Give back the entries exactly, ending with the "Q: Estimate the wall time of this run." line.

___
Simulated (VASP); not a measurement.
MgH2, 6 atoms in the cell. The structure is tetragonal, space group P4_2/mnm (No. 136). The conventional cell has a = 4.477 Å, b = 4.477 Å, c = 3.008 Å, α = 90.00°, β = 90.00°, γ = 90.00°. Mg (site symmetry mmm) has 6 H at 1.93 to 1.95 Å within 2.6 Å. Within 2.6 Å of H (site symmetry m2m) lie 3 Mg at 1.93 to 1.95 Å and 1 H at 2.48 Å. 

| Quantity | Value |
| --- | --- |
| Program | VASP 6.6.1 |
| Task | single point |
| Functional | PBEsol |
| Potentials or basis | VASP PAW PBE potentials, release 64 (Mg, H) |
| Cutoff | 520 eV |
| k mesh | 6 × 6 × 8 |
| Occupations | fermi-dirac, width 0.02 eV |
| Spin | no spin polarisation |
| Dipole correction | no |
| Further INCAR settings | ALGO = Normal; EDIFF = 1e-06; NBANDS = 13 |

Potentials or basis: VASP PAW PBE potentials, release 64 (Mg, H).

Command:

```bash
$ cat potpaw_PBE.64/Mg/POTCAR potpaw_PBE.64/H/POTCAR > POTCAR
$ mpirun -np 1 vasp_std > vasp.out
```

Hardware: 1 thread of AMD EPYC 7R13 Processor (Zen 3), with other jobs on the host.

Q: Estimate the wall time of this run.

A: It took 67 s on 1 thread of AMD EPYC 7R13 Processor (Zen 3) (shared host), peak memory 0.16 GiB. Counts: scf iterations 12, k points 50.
___

→ EXERCISE RESULT:
Simulated (VASP); not a measurement.
MgH2, 6 atoms in the cell. The structure is tetragonal, space group P4_2/mnm (No. 136). The conventional cell has a = 4.477 Å, b = 4.477 Å, c = 3.008 Å, α = 90.00°, β = 90.00°, γ = 90.00°. Mg (site symmetry mmm) has 6 H at 1.93 to 1.95 Å within 2.6 Å. Within 2.6 Å of H (site symmetry m2m) lie 3 Mg at 1.93 to 1.95 Å and 1 H at 2.48 Å. 

| Quantity | Value |
| --- | --- |
| Program | VASP 6.6.1 |
| Task | single point |
| Functional | PBEsol |
| Potentials or basis | VASP PAW PBE potentials, release 64 (Mg, H) |
| Cutoff | 520 eV |
| k mesh | 6 × 6 × 8 |
| Occupations | fermi-dirac, width 0.02 eV |
| Spin | no spin polarisation |
| Dipole correction | no |
| Further INCAR settings | ALGO = Normal; EDIFF = 1e-06; NBANDS = 13 |

Potentials or basis: VASP PAW PBE potentials, release 64 (Mg, H).

Command:

```bash
$ cat potpaw_PBE.64/Mg/POTCAR potpaw_PBE.64/H/POTCAR > POTCAR
$ mpirun -np 1 vasp_std > vasp.out
```

Hardware: 1 thread of AMD EPYC 7R13 Processor (Zen 3), with other jobs on the host.

Q: Estimate the wall time of this run.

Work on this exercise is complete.